ACTION ITEM
Look below for the line containing "### Step 1. Starting point"; from there, print each line exactly up to and including the line containing "### Step 2. Phonons, PW91", and stop.

------------------------------
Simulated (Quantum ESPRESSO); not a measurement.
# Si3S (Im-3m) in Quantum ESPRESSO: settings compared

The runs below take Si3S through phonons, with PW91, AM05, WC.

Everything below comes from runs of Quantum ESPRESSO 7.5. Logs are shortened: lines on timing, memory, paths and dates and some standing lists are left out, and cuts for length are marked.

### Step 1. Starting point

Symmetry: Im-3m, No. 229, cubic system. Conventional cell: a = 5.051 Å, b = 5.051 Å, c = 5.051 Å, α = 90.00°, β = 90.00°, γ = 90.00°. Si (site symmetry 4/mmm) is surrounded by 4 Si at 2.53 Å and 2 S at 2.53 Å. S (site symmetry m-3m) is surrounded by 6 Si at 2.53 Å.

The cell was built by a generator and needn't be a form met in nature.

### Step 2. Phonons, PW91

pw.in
------------------------------

EXERCISE ANSWER
### Step 1. Starting point

Symmetry: Im-3m, No. 229, cubic system. Conventional cell: a = 5.051 Å, b = 5.051 Å, c = 5.051 Å, α = 90.00°, β = 90.00°, γ = 90.00°. Si (site symmetry 4/mmm) is surrounded by 4 Si at 2.53 Å and 2 S at 2.53 Å. S (site symmetry m-3m) is surrounded by 6 Si at 2.53 Å.

The cell was built by a generator and needn't be a form met in nature.

### Step 2. Phonons, PW91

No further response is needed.